◆ REQUIRED ACTION ◆
Output the data verbatim, with nothing added or dropped.

◆ DATA EXTRACT ◆
§

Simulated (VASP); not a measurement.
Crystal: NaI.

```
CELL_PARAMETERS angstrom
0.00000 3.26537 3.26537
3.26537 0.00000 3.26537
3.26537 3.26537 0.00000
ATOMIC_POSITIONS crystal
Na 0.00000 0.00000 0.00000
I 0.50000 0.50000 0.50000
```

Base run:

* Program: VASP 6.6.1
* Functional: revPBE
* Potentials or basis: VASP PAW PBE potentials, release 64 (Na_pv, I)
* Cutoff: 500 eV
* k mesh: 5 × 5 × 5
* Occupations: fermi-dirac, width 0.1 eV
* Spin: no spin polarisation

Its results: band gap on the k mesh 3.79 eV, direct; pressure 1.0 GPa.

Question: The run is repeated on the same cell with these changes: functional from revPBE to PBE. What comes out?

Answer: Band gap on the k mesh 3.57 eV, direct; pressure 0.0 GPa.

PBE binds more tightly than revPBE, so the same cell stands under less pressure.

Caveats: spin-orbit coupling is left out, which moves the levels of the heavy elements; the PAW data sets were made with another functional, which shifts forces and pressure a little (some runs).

§

◆ SOLUTION ◆
Simulated (VASP); not a measurement.
Crystal: NaI.

```
CELL_PARAMETERS angstrom
0.00000 3.26537 3.26537
3.26537 0.00000 3.26537
3.26537 3.26537 0.00000
ATOMIC_POSITIONS crystal
Na 0.00000 0.00000 0.00000
I 0.50000 0.50000 0.50000
```

Base run:

* Program: VASP 6.6.1
* Functional: revPBE
* Potentials or basis: VASP PAW PBE potentials, release 64 (Na_pv, I)
* Cutoff: 500 eV
* k mesh: 5 × 5 × 5
* Occupations: fermi-dirac, width 0.1 eV
* Spin: no spin polarisation

Its results: band gap on the k mesh 3.79 eV, direct; pressure 1.0 GPa.

Question: The run is repeated on the same cell with these changes: functional from revPBE to PBE. What comes out?

Answer: Band gap on the k mesh 3.57 eV, direct; pressure 0.0 GPa.

PBE binds more tightly than revPBE, so the same cell stands under less pressure.

Caveats: spin-orbit coupling is left out, which moves the levels of the heavy elements; the PAW data sets were made with another functional, which shifts forces and pressure a little (some runs).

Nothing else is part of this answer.